▸ **SOURCE DATA**
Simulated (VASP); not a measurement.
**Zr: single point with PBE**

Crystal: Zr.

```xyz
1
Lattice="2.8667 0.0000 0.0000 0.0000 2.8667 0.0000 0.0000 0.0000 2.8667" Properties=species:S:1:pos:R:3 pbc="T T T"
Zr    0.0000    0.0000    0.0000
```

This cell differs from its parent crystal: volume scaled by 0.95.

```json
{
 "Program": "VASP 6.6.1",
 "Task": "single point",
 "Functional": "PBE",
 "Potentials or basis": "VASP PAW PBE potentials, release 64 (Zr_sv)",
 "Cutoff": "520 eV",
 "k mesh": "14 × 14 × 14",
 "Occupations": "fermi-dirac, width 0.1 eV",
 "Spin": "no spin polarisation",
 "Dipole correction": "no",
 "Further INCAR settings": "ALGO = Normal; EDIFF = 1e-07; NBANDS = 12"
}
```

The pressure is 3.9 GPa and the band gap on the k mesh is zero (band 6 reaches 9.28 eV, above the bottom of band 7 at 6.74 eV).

▸ **WORK INSTRUCTION**
Nothing may be left out. Copy each line of the listing exactly.

▸ **ANSWER AREA**
Simulated (VASP); not a measurement.
**Zr: single point with PBE**

Crystal: Zr.

```xyz
1
Lattice="2.8667 0.0000 0.0000 0.0000 2.8667 0.0000 0.0000 0.0000 2.8667" Properties=species:S:1:pos:R:3 pbc="T T T"
Zr    0.0000    0.0000    0.0000
```

This cell differs from its parent crystal: volume scaled by 0.95.

```json
{
 "Program": "VASP 6.6.1",
 "Task": "single point",
 "Functional": "PBE",
 "Potentials or basis": "VASP PAW PBE potentials, release 64 (Zr_sv)",
 "Cutoff": "520 eV",
 "k mesh": "14 × 14 × 14",
 "Occupations": "fermi-dirac, width 0.1 eV",
 "Spin": "no spin polarisation",
 "Dipole correction": "no",
 "Further INCAR settings": "ALGO = Normal; EDIFF = 1e-07; NBANDS = 12"
}
```

The pressure is 3.9 GPa and the band gap on the k mesh is zero (band 6 reaches 9.28 eV, above the bottom of band 7 at 6.74 eV).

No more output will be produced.